STORED DATA:
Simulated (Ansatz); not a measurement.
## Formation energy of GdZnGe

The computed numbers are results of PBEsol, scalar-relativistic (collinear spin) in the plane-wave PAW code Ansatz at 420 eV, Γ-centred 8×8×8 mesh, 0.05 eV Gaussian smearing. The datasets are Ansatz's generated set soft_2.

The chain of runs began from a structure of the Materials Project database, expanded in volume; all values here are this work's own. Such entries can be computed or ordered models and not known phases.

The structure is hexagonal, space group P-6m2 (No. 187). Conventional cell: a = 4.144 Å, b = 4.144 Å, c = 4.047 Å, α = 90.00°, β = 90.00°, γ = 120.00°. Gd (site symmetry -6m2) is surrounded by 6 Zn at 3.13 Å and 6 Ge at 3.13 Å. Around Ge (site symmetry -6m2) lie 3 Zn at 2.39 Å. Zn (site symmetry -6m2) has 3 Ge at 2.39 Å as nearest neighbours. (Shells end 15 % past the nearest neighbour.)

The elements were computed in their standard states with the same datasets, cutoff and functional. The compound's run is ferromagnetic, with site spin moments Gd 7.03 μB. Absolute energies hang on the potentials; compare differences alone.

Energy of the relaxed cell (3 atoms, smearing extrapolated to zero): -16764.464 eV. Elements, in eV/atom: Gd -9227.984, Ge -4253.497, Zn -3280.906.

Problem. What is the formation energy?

ASSIGNMENT: Quote the listing in full, please, keeping every line exact.

TASK ANSWER:
Simulated (Ansatz); not a measurement.
## Formation energy of GdZnGe

The computed numbers are results of PBEsol, scalar-relativistic (collinear spin) in the plane-wave PAW code Ansatz at 420 eV, Γ-centred 8×8×8 mesh, 0.05 eV Gaussian smearing. The datasets are Ansatz's generated set soft_2.

The chain of runs began from a structure of the Materials Project database, expanded in volume; all values here are this work's own. Such entries can be computed or ordered models and not known phases.

The structure is hexagonal, space group P-6m2 (No. 187). Conventional cell: a = 4.144 Å, b = 4.144 Å, c = 4.047 Å, α = 90.00°, β = 90.00°, γ = 120.00°. Gd (site symmetry -6m2) is surrounded by 6 Zn at 3.13 Å and 6 Ge at 3.13 Å. Around Ge (site symmetry -6m2) lie 3 Zn at 2.39 Å. Zn (site symmetry -6m2) has 3 Ge at 2.39 Å as nearest neighbours. (Shells end 15 % past the nearest neighbour.)

The elements were computed in their standard states with the same datasets, cutoff and functional. The compound's run is ferromagnetic, with site spin moments Gd 7.03 μB. Absolute energies hang on the potentials; compare differences alone.

Energy of the relaxed cell (3 atoms, smearing extrapolated to zero): -16764.464 eV. Elements, in eV/atom: Gd -9227.984, Ge -4253.497, Zn -3280.906.

Problem. What is the formation energy?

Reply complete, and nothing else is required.